------------------------
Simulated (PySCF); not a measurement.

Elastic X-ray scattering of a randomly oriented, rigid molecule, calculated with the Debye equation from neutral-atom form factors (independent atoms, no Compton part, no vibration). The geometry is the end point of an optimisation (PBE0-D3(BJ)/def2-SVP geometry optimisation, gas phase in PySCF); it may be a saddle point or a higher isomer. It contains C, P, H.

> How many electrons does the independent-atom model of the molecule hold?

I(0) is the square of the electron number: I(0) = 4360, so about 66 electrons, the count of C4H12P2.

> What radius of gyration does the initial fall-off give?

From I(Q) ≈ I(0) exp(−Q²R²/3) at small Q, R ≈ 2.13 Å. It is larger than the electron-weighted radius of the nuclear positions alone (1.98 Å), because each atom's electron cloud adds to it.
------------------------

**Task item:**
Beginning with the first line of the listing above, please write out every line exactly until you reach the line that contains "initial fall-off give?", and include that one too.

**Response:**
Simulated (PySCF); not a measurement.

Elastic X-ray scattering of a randomly oriented, rigid molecule, calculated with the Debye equation from neutral-atom form factors (independent atoms, no Compton part, no vibration). The geometry is the end point of an optimisation (PBE0-D3(BJ)/def2-SVP geometry optimisation, gas phase in PySCF); it may be a saddle point or a higher isomer. It contains C, P, H.

> How many electrons does the independent-atom model of the molecule hold?

I(0) is the square of the electron number: I(0) = 4360, so about 66 electrons, the count of C4H12P2.

> What radius of gyration does the initial fall-off give?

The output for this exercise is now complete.